**Information supplied:**
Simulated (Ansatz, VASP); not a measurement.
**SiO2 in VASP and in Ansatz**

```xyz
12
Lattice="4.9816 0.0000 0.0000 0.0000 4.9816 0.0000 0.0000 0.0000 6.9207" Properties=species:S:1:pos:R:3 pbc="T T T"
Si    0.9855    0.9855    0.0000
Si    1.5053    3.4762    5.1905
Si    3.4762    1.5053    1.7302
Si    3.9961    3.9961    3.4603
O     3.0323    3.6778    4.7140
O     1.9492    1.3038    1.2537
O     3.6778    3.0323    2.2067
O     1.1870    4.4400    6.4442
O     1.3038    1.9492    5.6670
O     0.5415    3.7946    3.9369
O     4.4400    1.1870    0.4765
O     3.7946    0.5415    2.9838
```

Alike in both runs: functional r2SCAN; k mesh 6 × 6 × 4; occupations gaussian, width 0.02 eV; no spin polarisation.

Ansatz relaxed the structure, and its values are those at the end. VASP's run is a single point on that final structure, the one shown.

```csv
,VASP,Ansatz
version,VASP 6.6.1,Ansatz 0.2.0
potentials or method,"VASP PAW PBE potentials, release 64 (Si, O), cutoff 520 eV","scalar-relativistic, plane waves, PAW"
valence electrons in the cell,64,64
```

**Task item:**
Retype all of the records above without a single alteration.

**Written answer:**
Simulated (Ansatz, VASP); not a measurement.
**SiO2 in VASP and in Ansatz**

```xyz
12
Lattice="4.9816 0.0000 0.0000 0.0000 4.9816 0.0000 0.0000 0.0000 6.9207" Properties=species:S:1:pos:R:3 pbc="T T T"
Si    0.9855    0.9855    0.0000
Si    1.5053    3.4762    5.1905
Si    3.4762    1.5053    1.7302
Si    3.9961    3.9961    3.4603
O     3.0323    3.6778    4.7140
O     1.9492    1.3038    1.2537
O     3.6778    3.0323    2.2067
O     1.1870    4.4400    6.4442
O     1.3038    1.9492    5.6670
O     0.5415    3.7946    3.9369
O     4.4400    1.1870    0.4765
O     3.7946    0.5415    2.9838
```

Alike in both runs: functional r2SCAN; k mesh 6 × 6 × 4; occupations gaussian, width 0.02 eV; no spin polarisation.

Ansatz relaxed the structure, and its values are those at the end. VASP's run is a single point on that final structure, the one shown.

```csv
,VASP,Ansatz
version,VASP 6.6.1,Ansatz 0.2.0
potentials or method,"VASP PAW PBE potentials, release 64 (Si, O), cutoff 520 eV","scalar-relativistic, plane waves, PAW"
valence electrons in the cell,64,64
```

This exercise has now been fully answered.